## ACTION ITEM
From the first line to the last, reproduce the material exactly.

Start of RECORD SET

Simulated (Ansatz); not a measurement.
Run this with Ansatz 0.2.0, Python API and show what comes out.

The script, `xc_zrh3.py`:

End of RECORD SET

## EXERCISE OUTPUT
Simulated (Ansatz); not a measurement.
Run this with Ansatz 0.2.0, Python API and show what comes out.

The script, `xc_zrh3.py`:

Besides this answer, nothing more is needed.